— Material supplied —
========================================================================

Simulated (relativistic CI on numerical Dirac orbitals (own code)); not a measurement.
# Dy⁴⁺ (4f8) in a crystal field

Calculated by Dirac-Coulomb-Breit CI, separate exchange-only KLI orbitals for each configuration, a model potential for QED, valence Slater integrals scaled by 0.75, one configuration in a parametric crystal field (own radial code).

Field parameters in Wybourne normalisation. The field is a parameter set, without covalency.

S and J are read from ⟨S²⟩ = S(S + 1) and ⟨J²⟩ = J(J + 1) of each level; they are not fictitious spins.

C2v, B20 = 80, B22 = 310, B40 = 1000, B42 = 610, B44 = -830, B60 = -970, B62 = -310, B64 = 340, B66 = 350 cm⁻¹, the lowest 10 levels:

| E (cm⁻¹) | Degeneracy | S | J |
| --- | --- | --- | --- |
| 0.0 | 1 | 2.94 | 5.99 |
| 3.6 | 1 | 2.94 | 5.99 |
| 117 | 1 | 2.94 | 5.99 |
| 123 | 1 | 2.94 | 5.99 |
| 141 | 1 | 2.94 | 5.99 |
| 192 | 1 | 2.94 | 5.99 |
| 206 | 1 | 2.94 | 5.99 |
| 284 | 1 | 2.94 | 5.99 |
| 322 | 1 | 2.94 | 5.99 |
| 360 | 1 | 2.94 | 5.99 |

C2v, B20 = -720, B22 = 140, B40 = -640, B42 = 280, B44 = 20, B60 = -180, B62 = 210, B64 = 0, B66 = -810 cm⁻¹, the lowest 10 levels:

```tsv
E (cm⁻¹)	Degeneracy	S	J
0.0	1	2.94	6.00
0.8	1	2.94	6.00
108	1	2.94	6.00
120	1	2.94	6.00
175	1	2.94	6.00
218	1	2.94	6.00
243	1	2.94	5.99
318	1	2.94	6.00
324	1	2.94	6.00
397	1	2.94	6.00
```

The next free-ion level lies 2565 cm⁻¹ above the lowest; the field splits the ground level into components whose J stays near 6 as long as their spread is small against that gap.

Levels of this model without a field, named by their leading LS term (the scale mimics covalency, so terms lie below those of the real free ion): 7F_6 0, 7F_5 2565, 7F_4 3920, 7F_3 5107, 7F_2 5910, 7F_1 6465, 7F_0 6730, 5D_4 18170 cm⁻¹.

========================================================================

— Work instruction —
The required answer is the exact run of lines above starting at the line with "C2v, B20 = -720, B22" and ending at the line with "The next free-ion", with both ends present.

— Task result —
C2v, B20 = -720, B22 = 140, B40 = -640, B42 = 280, B44 = 20, B60 = -180, B62 = 210, B64 = 0, B66 = -810 cm⁻¹, the lowest 10 levels:

```tsv
E (cm⁻¹)	Degeneracy	S	J
0.0	1	2.94	6.00
0.8	1	2.94	6.00
108	1	2.94	6.00
120	1	2.94	6.00
175	1	2.94	6.00
218	1	2.94	6.00
243	1	2.94	5.99
318	1	2.94	6.00
324	1	2.94	6.00
397	1	2.94	6.00
```

The next free-ion level lies 2565 cm⁻¹ above the lowest; the field splits the ground level into components whose J stays near 6 as long as their spread is small against that gap.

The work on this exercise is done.